**DATASET EXCERPTS**
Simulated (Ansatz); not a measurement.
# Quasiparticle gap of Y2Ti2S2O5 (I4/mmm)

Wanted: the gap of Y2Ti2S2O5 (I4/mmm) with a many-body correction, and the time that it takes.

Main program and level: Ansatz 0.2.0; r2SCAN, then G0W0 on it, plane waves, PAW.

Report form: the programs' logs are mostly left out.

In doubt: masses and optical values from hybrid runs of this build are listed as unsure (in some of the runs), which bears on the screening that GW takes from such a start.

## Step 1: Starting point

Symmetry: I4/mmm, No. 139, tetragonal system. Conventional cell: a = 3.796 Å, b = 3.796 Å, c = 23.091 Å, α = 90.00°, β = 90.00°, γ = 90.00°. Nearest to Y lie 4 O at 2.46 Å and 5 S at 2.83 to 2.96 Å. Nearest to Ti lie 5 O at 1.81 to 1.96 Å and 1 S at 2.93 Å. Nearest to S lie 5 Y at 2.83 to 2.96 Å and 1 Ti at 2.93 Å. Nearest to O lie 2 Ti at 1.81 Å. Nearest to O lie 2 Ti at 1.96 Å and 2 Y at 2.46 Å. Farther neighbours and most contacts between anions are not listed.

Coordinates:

**ASSIGNMENT**
The data should be printed again exactly, line for line.

**ANSWER SPACE**
Simulated (Ansatz); not a measurement.
# Quasiparticle gap of Y2Ti2S2O5 (I4/mmm)

Wanted: the gap of Y2Ti2S2O5 (I4/mmm) with a many-body correction, and the time that it takes.

Main program and level: Ansatz 0.2.0; r2SCAN, then G0W0 on it, plane waves, PAW.

Report form: the programs' logs are mostly left out.

In doubt: masses and optical values from hybrid runs of this build are listed as unsure (in some of the runs), which bears on the screening that GW takes from such a start.

## Step 1: Starting point

Symmetry: I4/mmm, No. 139, tetragonal system. Conventional cell: a = 3.796 Å, b = 3.796 Å, c = 23.091 Å, α = 90.00°, β = 90.00°, γ = 90.00°. Nearest to Y lie 4 O at 2.46 Å and 5 S at 2.83 to 2.96 Å. Nearest to Ti lie 5 O at 1.81 to 1.96 Å and 1 S at 2.93 Å. Nearest to S lie 5 Y at 2.83 to 2.96 Å and 1 Ti at 2.93 Å. Nearest to O lie 2 Ti at 1.81 Å. Nearest to O lie 2 Ti at 1.96 Å and 2 Y at 2.46 Å. Farther neighbours and most contacts between anions are not listed.

Coordinates:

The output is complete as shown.